Work task
Nothing below is to be printed except the lines between the line holding "width 0.02 eV" and the line holding "volume (Å³) |", inclusive, each exactly as it appears.

Excerpted data
────────────────────
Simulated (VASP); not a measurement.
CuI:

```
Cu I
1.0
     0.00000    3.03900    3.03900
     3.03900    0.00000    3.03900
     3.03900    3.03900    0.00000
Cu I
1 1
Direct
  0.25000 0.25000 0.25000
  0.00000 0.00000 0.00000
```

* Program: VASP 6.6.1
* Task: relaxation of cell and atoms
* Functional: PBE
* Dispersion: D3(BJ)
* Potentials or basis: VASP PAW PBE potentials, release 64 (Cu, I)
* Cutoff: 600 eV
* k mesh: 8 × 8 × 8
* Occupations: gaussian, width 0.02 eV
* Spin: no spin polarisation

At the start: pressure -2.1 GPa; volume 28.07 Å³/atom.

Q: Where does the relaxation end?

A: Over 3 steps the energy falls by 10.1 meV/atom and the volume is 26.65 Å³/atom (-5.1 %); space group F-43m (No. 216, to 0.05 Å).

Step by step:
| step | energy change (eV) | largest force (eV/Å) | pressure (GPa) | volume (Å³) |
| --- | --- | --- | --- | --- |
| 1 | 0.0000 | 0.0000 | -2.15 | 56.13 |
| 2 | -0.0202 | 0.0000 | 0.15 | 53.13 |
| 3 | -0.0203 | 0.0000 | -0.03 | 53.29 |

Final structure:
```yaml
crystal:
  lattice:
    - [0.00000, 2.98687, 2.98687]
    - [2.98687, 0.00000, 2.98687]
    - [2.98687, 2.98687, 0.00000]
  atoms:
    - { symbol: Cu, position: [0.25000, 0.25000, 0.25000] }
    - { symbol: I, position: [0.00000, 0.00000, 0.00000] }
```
────────────────────

Response
* Occupations: gaussian, width 0.02 eV
* Spin: no spin polarisation

At the start: pressure -2.1 GPa; volume 28.07 Å³/atom.

Q: Where does the relaxation end?

A: Over 3 steps the energy falls by 10.1 meV/atom and the volume is 26.65 Å³/atom (-5.1 %); space group F-43m (No. 216, to 0.05 Å).

Step by step:
| step | energy change (eV) | largest force (eV/Å) | pressure (GPa) | volume (Å³) |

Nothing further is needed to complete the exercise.